________________________________________

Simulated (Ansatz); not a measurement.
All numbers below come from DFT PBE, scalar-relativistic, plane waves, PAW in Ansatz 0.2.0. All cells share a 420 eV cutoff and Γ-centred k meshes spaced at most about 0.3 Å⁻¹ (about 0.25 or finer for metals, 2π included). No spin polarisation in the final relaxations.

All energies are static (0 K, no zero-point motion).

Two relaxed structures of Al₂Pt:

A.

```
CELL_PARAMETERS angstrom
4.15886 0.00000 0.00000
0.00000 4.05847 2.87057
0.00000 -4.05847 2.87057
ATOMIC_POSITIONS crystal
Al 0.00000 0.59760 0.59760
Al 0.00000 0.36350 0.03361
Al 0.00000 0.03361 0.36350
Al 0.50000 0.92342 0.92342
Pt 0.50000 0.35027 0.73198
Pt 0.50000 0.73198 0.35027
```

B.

________________________________________

## [REQUIREMENT]
Having output the line that contains "All energies are", stop. Every line before it, back to the first line of the data, must be reproduced exactly.

## [TASK OUTPUT]
Simulated (Ansatz); not a measurement.
All numbers below come from DFT PBE, scalar-relativistic, plane waves, PAW in Ansatz 0.2.0. All cells share a 420 eV cutoff and Γ-centred k meshes spaced at most about 0.3 Å⁻¹ (about 0.25 or finer for metals, 2π included). No spin polarisation in the final relaxations.

All energies are static (0 K, no zero-point motion).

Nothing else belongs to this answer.